__Exercise__
Your task is to copy every record exactly.

__Extracted records__
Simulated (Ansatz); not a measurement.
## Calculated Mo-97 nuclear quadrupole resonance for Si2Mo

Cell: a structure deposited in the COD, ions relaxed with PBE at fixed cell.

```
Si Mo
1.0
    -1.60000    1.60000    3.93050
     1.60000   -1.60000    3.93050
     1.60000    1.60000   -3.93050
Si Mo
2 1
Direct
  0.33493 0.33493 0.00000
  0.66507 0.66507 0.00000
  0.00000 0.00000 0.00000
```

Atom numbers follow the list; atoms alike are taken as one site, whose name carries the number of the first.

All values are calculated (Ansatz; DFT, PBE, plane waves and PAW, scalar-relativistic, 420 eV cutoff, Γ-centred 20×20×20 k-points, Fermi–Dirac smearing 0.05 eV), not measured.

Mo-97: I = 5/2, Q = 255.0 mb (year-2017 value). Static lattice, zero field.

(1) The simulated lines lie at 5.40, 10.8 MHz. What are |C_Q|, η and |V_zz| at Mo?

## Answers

__Exercise result__
Simulated (Ansatz); not a measurement.
## Calculated Mo-97 nuclear quadrupole resonance for Si2Mo

Cell: a structure deposited in the COD, ions relaxed with PBE at fixed cell.

```
Si Mo
1.0
    -1.60000    1.60000    3.93050
     1.60000   -1.60000    3.93050
     1.60000    1.60000   -3.93050
Si Mo
2 1
Direct
  0.33493 0.33493 0.00000
  0.66507 0.66507 0.00000
  0.00000 0.00000 0.00000
```

Atom numbers follow the list; atoms alike are taken as one site, whose name carries the number of the first.

All values are calculated (Ansatz; DFT, PBE, plane waves and PAW, scalar-relativistic, 420 eV cutoff, Γ-centred 20×20×20 k-points, Fermi–Dirac smearing 0.05 eV), not measured.

Mo-97: I = 5/2, Q = 255.0 mb (year-2017 value). Static lattice, zero field.

(1) The simulated lines lie at 5.40, 10.8 MHz. What are |C_Q|, η and |V_zz| at Mo?

## Answers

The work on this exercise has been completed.